═════ Data extracts
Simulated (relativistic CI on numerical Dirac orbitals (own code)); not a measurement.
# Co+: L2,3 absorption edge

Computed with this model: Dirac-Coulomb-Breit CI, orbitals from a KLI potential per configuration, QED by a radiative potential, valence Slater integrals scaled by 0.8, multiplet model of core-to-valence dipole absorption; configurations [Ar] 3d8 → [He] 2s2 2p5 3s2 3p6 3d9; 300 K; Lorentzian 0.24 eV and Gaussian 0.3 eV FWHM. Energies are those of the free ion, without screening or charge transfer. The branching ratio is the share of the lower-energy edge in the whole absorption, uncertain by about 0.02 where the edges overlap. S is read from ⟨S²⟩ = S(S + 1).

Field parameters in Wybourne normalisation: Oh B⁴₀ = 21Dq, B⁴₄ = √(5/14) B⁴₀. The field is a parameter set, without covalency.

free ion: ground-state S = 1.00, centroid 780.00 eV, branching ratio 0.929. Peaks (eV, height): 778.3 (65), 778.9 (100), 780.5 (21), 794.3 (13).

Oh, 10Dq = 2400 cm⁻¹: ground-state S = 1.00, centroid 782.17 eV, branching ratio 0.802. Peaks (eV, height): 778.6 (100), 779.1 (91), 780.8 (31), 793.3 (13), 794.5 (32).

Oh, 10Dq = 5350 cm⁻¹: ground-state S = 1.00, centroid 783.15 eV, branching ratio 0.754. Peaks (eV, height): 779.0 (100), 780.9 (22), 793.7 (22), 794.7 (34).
══════════

# Task item:
Only the lines from the opening of the material through the line with "# Co+: L2,3 absorption edge" should be echoed, exactly as written.

# Expected answer:
Simulated (relativistic CI on numerical Dirac orbitals (own code)); not a measurement.
# Co+: L2,3 absorption edge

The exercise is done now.